- [Data to examine]
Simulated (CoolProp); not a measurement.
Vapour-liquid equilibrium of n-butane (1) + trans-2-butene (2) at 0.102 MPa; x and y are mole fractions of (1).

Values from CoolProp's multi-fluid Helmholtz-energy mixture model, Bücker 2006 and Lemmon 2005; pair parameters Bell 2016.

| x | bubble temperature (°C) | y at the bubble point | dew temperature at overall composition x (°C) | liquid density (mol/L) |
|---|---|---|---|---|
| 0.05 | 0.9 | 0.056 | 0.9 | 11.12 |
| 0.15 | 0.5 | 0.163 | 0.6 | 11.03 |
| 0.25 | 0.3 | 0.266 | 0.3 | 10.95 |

- [Assignment]
Your answer should consist of every record, restated exactly.

- [Written answer]
Simulated (CoolProp); not a measurement.
Vapour-liquid equilibrium of n-butane (1) + trans-2-butene (2) at 0.102 MPa; x and y are mole fractions of (1).

Values from CoolProp's multi-fluid Helmholtz-energy mixture model, Bücker 2006 and Lemmon 2005; pair parameters Bell 2016.

| x | bubble temperature (°C) | y at the bubble point | dew temperature at overall composition x (°C) | liquid density (mol/L) |
|---|---|---|---|---|
| 0.05 | 0.9 | 0.056 | 0.9 | 11.12 |
| 0.15 | 0.5 | 0.163 | 0.6 | 11.03 |
| 0.25 | 0.3 | 0.266 | 0.3 | 10.95 |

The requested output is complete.